Would you write out the records below exactly as given?

Segment Open

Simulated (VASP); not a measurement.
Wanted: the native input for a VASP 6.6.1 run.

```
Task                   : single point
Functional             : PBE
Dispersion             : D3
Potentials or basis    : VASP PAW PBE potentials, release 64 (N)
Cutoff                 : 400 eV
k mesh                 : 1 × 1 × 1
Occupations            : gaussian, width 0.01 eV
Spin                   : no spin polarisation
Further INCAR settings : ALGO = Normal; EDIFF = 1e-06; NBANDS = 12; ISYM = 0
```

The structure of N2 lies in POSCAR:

Segment Closed

● **Response**
Simulated (VASP); not a measurement.
Wanted: the native input for a VASP 6.6.1 run.

```
Task                   : single point
Functional             : PBE
Dispersion             : D3
Potentials or basis    : VASP PAW PBE potentials, release 64 (N)
Cutoff                 : 400 eV
k mesh                 : 1 × 1 × 1
Occupations            : gaussian, width 0.01 eV
Spin                   : no spin polarisation
Further INCAR settings : ALGO = Normal; EDIFF = 1e-06; NBANDS = 12; ISYM = 0
```

The structure of N2 lies in POSCAR:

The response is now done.